▶ Action item
Print each line of the material again, keeping everything exact.

┄┄┄┄┄┄
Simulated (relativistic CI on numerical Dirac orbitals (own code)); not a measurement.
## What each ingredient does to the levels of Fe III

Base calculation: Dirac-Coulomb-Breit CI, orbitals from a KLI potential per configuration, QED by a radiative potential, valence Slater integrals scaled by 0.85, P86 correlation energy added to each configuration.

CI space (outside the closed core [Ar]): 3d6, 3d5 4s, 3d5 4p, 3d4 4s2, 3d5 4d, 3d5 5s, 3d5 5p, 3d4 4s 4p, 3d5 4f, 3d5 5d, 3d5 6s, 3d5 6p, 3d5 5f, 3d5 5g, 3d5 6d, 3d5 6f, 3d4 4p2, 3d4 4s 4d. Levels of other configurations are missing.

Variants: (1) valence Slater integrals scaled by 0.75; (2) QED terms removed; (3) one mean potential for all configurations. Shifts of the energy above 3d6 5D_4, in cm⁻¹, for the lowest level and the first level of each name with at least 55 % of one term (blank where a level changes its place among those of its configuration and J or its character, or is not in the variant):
┄┄┄┄┄┄

▶ Exercise solution
Simulated (relativistic CI on numerical Dirac orbitals (own code)); not a measurement.
## What each ingredient does to the levels of Fe III

Base calculation: Dirac-Coulomb-Breit CI, orbitals from a KLI potential per configuration, QED by a radiative potential, valence Slater integrals scaled by 0.85, P86 correlation energy added to each configuration.

CI space (outside the closed core [Ar]): 3d6, 3d5 4s, 3d5 4p, 3d4 4s2, 3d5 4d, 3d5 5s, 3d5 5p, 3d4 4s 4p, 3d5 4f, 3d5 5d, 3d5 6s, 3d5 6p, 3d5 5f, 3d5 5g, 3d5 6d, 3d5 6f, 3d4 4p2, 3d4 4s 4d. Levels of other configurations are missing.

Variants: (1) valence Slater integrals scaled by 0.75; (2) QED terms removed; (3) one mean potential for all configurations. Shifts of the energy above 3d6 5D_4, in cm⁻¹, for the lowest level and the first level of each name with at least 55 % of one term (blank where a level changes its place among those of its configuration and J or its character, or is not in the variant):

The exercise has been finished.